**Assignment:** For every line in the material, set down an identical one.

------------------------------------------------
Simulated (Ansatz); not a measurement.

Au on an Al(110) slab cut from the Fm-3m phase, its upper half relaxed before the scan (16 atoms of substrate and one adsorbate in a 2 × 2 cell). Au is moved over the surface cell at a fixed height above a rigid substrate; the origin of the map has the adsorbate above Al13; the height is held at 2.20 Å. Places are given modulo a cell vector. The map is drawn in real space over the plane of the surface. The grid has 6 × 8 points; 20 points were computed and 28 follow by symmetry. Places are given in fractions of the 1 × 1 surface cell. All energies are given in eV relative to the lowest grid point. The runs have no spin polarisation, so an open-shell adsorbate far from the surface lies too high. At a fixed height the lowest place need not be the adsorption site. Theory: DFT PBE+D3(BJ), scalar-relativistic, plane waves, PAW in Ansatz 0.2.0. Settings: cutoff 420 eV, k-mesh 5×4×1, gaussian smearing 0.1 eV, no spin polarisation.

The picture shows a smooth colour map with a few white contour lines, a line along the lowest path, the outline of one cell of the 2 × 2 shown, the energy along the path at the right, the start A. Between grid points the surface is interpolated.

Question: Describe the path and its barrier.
------------------------------------------------

**Exercise output:**
Simulated (Ansatz); not a measurement.

Au on an Al(110) slab cut from the Fm-3m phase, its upper half relaxed before the scan (16 atoms of substrate and one adsorbate in a 2 × 2 cell). Au is moved over the surface cell at a fixed height above a rigid substrate; the origin of the map has the adsorbate above Al13; the height is held at 2.20 Å. Places are given modulo a cell vector. The map is drawn in real space over the plane of the surface. The grid has 6 × 8 points; 20 points were computed and 28 follow by symmetry. Places are given in fractions of the 1 × 1 surface cell. All energies are given in eV relative to the lowest grid point. The runs have no spin polarisation, so an open-shell adsorbate far from the surface lies too high. At a fixed height the lowest place need not be the adsorption site. Theory: DFT PBE+D3(BJ), scalar-relativistic, plane waves, PAW in Ansatz 0.2.0. Settings: cutoff 420 eV, k-mesh 5×4×1, gaussian smearing 0.1 eV, no spin polarisation.

The picture shows a smooth colour map with a few white contour lines, a line along the lowest path, the outline of one cell of the 2 × 2 shown, the energy along the path at the right, the start A. Between grid points the surface is interpolated.

Question: Describe the path and its barrier.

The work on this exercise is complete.